= WORK TASK =
All of the data below is to be copied again without changes.

##### RECORD SET
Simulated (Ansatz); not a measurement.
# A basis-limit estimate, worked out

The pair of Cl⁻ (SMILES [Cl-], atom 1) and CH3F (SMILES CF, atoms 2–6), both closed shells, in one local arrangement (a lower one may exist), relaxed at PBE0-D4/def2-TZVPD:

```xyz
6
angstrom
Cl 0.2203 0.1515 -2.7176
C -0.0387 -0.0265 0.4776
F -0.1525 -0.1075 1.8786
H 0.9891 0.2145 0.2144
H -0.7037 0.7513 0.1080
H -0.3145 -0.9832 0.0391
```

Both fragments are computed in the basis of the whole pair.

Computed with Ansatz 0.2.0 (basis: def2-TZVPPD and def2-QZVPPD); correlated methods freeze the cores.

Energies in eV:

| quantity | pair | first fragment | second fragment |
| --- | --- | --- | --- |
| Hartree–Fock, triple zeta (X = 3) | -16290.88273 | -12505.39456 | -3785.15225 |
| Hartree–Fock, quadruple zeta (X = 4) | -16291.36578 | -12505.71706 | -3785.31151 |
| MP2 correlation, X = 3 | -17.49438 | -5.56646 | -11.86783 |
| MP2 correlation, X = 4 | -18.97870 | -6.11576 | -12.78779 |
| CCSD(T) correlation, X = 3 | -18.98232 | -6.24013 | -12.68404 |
##########

= WRITTEN ANSWER =
Simulated (Ansatz); not a measurement.
# A basis-limit estimate, worked out

The pair of Cl⁻ (SMILES [Cl-], atom 1) and CH3F (SMILES CF, atoms 2–6), both closed shells, in one local arrangement (a lower one may exist), relaxed at PBE0-D4/def2-TZVPD:

```xyz
6
angstrom
Cl 0.2203 0.1515 -2.7176
C -0.0387 -0.0265 0.4776
F -0.1525 -0.1075 1.8786
H 0.9891 0.2145 0.2144
H -0.7037 0.7513 0.1080
H -0.3145 -0.9832 0.0391
```

Both fragments are computed in the basis of the whole pair.

Computed with Ansatz 0.2.0 (basis: def2-TZVPPD and def2-QZVPPD); correlated methods freeze the cores.

Energies in eV:

| quantity | pair | first fragment | second fragment |
| --- | --- | --- | --- |
| Hartree–Fock, triple zeta (X = 3) | -16290.88273 | -12505.39456 | -3785.15225 |
| Hartree–Fock, quadruple zeta (X = 4) | -16291.36578 | -12505.71706 | -3785.31151 |
| MP2 correlation, X = 3 | -17.49438 | -5.56646 | -11.86783 |
| MP2 correlation, X = 4 | -18.97870 | -6.11576 | -12.78779 |
| CCSD(T) correlation, X = 3 | -18.98232 | -6.24013 | -12.68404 |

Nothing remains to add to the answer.